◆ Work instruction
In full and without deviation, reproduce the records that follow.

(Given entries Opens)
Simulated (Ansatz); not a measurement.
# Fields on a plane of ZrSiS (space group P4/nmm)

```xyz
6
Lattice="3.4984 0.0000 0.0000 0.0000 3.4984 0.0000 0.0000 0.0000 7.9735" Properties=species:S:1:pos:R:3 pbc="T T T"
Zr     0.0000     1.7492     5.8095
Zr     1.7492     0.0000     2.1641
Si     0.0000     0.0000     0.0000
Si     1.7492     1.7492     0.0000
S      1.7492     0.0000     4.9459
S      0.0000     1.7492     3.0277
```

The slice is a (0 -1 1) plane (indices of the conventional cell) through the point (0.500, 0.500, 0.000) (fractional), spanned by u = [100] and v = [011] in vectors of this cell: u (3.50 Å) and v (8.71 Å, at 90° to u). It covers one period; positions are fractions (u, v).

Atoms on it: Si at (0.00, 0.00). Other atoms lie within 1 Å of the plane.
(Given entries Closes)

◆ Exercise solution
Simulated (Ansatz); not a measurement.
# Fields on a plane of ZrSiS (space group P4/nmm)

```xyz
6
Lattice="3.4984 0.0000 0.0000 0.0000 3.4984 0.0000 0.0000 0.0000 7.9735" Properties=species:S:1:pos:R:3 pbc="T T T"
Zr     0.0000     1.7492     5.8095
Zr     1.7492     0.0000     2.1641
Si     0.0000     0.0000     0.0000
Si     1.7492     1.7492     0.0000
S      1.7492     0.0000     4.9459
S      0.0000     1.7492     3.0277
```

The slice is a (0 -1 1) plane (indices of the conventional cell) through the point (0.500, 0.500, 0.000) (fractional), spanned by u = [100] and v = [011] in vectors of this cell: u (3.50 Å) and v (8.71 Å, at 90° to u). It covers one period; positions are fractions (u, v).

Atoms on it: Si at (0.00, 0.00). Other atoms lie within 1 Å of the plane.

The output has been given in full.